*WORK INSTRUCTION*.
The response should be a precise copy of every entry.

*SUPPLIED DATA*.
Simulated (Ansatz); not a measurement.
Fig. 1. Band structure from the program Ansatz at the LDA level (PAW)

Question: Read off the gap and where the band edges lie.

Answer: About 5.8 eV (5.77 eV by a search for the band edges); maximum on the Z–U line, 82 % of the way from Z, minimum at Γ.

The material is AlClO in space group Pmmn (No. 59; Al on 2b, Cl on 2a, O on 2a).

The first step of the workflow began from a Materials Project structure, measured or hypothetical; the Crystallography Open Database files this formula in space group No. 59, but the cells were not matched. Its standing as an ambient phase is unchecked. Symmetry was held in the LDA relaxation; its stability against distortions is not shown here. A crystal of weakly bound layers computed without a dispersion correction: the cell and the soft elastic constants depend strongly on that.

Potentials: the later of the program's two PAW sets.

*SOLUTION*.
Simulated (Ansatz); not a measurement.
Fig. 1. Band structure from the program Ansatz at the LDA level (PAW)

Question: Read off the gap and where the band edges lie.

Answer: About 5.8 eV (5.77 eV by a search for the band edges); maximum on the Z–U line, 82 % of the way from Z, minimum at Γ.

The material is AlClO in space group Pmmn (No. 59; Al on 2b, Cl on 2a, O on 2a).

The first step of the workflow began from a Materials Project structure, measured or hypothetical; the Crystallography Open Database files this formula in space group No. 59, but the cells were not matched. Its standing as an ambient phase is unchecked. Symmetry was held in the LDA relaxation; its stability against distortions is not shown here. A crystal of weakly bound layers computed without a dispersion correction: the cell and the soft elastic constants depend strongly on that.

Potentials: the later of the program's two PAW sets.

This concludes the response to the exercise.